RECORDS PROVIDED:
>>>

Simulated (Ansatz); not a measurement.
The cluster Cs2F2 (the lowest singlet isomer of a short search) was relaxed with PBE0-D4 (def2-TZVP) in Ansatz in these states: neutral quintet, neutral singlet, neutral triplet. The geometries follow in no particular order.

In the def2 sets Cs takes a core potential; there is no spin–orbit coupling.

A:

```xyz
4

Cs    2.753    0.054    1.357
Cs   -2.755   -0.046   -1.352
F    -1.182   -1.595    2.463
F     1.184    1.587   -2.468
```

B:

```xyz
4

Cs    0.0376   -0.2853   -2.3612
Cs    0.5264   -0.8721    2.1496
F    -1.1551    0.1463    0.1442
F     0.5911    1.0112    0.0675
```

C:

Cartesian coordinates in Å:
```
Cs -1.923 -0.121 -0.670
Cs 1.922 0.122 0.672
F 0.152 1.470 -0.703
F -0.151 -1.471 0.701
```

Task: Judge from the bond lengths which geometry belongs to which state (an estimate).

<<<

WORK ORDER: Write out every line of the records exactly.

RESPONSE AREA:
Simulated (Ansatz); not a measurement.
The cluster Cs2F2 (the lowest singlet isomer of a short search) was relaxed with PBE0-D4 (def2-TZVP) in Ansatz in these states: neutral quintet, neutral singlet, neutral triplet. The geometries follow in no particular order.

In the def2 sets Cs takes a core potential; there is no spin–orbit coupling.

A:

```xyz
4

Cs    2.753    0.054    1.357
Cs   -2.755   -0.046   -1.352
F    -1.182   -1.595    2.463
F     1.184    1.587   -2.468
```

B:

```xyz
4

Cs    0.0376   -0.2853   -2.3612
Cs    0.5264   -0.8721    2.1496
F    -1.1551    0.1463    0.1442
F     0.5911    1.0112    0.0675
```

C:

Cartesian coordinates in Å:
```
Cs -1.923 -0.121 -0.670
Cs 1.922 0.122 0.672
F 0.152 1.470 -0.703
F -0.151 -1.471 0.701
```

Task: Judge from the bond lengths which geometry belongs to which state (an estimate).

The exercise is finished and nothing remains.